§ **Information given**:
◆ ◆ ◆ ◆ ◆ ◆ ◆
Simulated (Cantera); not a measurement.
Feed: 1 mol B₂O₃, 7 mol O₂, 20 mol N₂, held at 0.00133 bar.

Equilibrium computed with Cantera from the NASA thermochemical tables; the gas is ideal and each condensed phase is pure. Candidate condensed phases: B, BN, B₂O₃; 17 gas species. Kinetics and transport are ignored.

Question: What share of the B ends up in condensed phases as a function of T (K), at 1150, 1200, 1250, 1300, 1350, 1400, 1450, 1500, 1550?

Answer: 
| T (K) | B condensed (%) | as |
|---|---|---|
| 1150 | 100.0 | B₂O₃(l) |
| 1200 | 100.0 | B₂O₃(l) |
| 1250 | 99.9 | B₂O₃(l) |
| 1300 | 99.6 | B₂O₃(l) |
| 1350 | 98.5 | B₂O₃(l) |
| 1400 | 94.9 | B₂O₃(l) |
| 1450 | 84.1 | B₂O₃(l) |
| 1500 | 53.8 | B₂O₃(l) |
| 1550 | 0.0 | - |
◆ ◆ ◆ ◆ ◆ ◆ ◆

§ **Task item**: Send back exactly, with nothing added, the lines from the first line of the material above through the line holding "Equilibrium computed with"; both ends are included.

§ **Exercise output**:
Simulated (Cantera); not a measurement.
Feed: 1 mol B₂O₃, 7 mol O₂, 20 mol N₂, held at 0.00133 bar.

Equilibrium computed with Cantera from the NASA thermochemical tables; the gas is ideal and each condensed phase is pure. Candidate condensed phases: B, BN, B₂O₃; 17 gas species. Kinetics and transport are ignored.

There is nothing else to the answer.